DATASET CONTENT below:

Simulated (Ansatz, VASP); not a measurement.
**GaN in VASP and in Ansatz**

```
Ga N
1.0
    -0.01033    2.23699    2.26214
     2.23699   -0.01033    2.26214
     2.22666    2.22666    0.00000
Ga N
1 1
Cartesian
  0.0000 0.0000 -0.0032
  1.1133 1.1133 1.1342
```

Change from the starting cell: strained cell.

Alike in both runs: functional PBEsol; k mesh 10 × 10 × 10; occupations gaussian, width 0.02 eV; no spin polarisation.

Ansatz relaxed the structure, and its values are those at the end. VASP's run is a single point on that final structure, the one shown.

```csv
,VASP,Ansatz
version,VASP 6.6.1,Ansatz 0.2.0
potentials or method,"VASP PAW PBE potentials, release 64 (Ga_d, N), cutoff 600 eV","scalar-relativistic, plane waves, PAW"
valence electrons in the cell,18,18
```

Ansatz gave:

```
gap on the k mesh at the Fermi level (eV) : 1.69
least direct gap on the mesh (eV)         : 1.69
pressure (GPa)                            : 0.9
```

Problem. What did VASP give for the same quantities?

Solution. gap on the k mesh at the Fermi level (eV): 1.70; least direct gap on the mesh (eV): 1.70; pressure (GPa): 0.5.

End of DATASET CONTENT.

WORK INSTRUCTION → Copy down every record, keeping each one exact.

TASK RESULT →
Simulated (Ansatz, VASP); not a measurement.
**GaN in VASP and in Ansatz**

```
Ga N
1.0
    -0.01033    2.23699    2.26214
     2.23699   -0.01033    2.26214
     2.22666    2.22666    0.00000
Ga N
1 1
Cartesian
  0.0000 0.0000 -0.0032
  1.1133 1.1133 1.1342
```

Change from the starting cell: strained cell.

Alike in both runs: functional PBEsol; k mesh 10 × 10 × 10; occupations gaussian, width 0.02 eV; no spin polarisation.

Ansatz relaxed the structure, and its values are those at the end. VASP's run is a single point on that final structure, the one shown.

```csv
,VASP,Ansatz
version,VASP 6.6.1,Ansatz 0.2.0
potentials or method,"VASP PAW PBE potentials, release 64 (Ga_d, N), cutoff 600 eV","scalar-relativistic, plane waves, PAW"
valence electrons in the cell,18,18
```

Ansatz gave:

```
gap on the k mesh at the Fermi level (eV) : 1.69
least direct gap on the mesh (eV)         : 1.69
pressure (GPa)                            : 0.9
```

Problem. What did VASP give for the same quantities?

Solution. gap on the k mesh at the Fermi level (eV): 1.70; least direct gap on the mesh (eV): 1.70; pressure (GPa): 0.5.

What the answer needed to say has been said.